→ **Data listing**
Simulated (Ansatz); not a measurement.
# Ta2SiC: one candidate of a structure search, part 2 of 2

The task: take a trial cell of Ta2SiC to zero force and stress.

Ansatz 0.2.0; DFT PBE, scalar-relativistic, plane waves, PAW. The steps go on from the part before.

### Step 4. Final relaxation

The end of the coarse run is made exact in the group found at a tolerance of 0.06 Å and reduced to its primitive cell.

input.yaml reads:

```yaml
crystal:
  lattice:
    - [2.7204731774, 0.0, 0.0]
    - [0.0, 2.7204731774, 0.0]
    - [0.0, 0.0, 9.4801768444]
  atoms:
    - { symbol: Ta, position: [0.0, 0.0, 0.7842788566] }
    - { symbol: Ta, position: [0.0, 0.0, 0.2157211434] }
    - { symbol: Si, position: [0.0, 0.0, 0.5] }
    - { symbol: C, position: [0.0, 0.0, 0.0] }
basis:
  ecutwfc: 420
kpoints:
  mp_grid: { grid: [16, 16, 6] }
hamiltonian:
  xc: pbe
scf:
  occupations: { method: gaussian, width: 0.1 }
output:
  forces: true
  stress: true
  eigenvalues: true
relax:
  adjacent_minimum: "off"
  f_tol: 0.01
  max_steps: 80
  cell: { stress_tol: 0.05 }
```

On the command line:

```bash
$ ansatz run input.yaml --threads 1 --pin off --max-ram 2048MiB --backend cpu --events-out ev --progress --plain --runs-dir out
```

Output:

→ **Task item**
The whole listing above needs to be reproduced exactly.

→ **Response area**
Simulated (Ansatz); not a measurement.
# Ta2SiC: one candidate of a structure search, part 2 of 2

The task: take a trial cell of Ta2SiC to zero force and stress.

Ansatz 0.2.0; DFT PBE, scalar-relativistic, plane waves, PAW. The steps go on from the part before.

### Step 4. Final relaxation

The end of the coarse run is made exact in the group found at a tolerance of 0.06 Å and reduced to its primitive cell.

input.yaml reads:

```yaml
crystal:
  lattice:
    - [2.7204731774, 0.0, 0.0]
    - [0.0, 2.7204731774, 0.0]
    - [0.0, 0.0, 9.4801768444]
  atoms:
    - { symbol: Ta, position: [0.0, 0.0, 0.7842788566] }
    - { symbol: Ta, position: [0.0, 0.0, 0.2157211434] }
    - { symbol: Si, position: [0.0, 0.0, 0.5] }
    - { symbol: C, position: [0.0, 0.0, 0.0] }
basis:
  ecutwfc: 420
kpoints:
  mp_grid: { grid: [16, 16, 6] }
hamiltonian:
  xc: pbe
scf:
  occupations: { method: gaussian, width: 0.1 }
output:
  forces: true
  stress: true
  eigenvalues: true
relax:
  adjacent_minimum: "off"
  f_tol: 0.01
  max_steps: 80
  cell: { stress_tol: 0.05 }
```

On the command line:

```bash
$ ansatz run input.yaml --threads 1 --pin off --max-ram 2048MiB --backend cpu --events-out ev --progress --plain --runs-dir out
```

Output:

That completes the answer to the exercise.